- **WORK ITEM**
Reproduce all of the data exactly, with no line skipped.

- **RECORDED DATA**
---+---

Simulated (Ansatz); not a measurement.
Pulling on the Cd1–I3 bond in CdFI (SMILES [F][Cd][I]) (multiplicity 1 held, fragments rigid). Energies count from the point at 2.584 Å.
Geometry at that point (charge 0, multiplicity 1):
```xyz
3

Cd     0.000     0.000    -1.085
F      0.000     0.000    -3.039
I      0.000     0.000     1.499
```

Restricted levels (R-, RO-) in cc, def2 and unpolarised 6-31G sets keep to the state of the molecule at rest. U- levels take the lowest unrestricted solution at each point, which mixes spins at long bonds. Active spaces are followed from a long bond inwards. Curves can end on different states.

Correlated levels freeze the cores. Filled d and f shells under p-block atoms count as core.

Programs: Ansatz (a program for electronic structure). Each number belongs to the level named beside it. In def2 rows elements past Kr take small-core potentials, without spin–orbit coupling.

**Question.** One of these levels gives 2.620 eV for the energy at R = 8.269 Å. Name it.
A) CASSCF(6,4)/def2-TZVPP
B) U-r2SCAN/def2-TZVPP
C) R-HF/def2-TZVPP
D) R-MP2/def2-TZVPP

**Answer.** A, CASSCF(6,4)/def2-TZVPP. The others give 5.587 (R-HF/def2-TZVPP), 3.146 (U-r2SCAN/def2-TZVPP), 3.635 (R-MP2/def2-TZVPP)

---+---

- **WRITTEN REPLY**
Simulated (Ansatz); not a measurement.
Pulling on the Cd1–I3 bond in CdFI (SMILES [F][Cd][I]) (multiplicity 1 held, fragments rigid). Energies count from the point at 2.584 Å.
Geometry at that point (charge 0, multiplicity 1):
```xyz
3

Cd     0.000     0.000    -1.085
F      0.000     0.000    -3.039
I      0.000     0.000     1.499
```

Restricted levels (R-, RO-) in cc, def2 and unpolarised 6-31G sets keep to the state of the molecule at rest. U- levels take the lowest unrestricted solution at each point, which mixes spins at long bonds. Active spaces are followed from a long bond inwards. Curves can end on different states.

Correlated levels freeze the cores. Filled d and f shells under p-block atoms count as core.

Programs: Ansatz (a program for electronic structure). Each number belongs to the level named beside it. In def2 rows elements past Kr take small-core potentials, without spin–orbit coupling.

**Question.** One of these levels gives 2.620 eV for the energy at R = 8.269 Å. Name it.
A) CASSCF(6,4)/def2-TZVPP
B) U-r2SCAN/def2-TZVPP
C) R-HF/def2-TZVPP
D) R-MP2/def2-TZVPP

**Answer.** A, CASSCF(6,4)/def2-TZVPP. The others give 5.587 (R-HF/def2-TZVPP), 3.146 (U-r2SCAN/def2-TZVPP), 3.635 (R-MP2/def2-TZVPP)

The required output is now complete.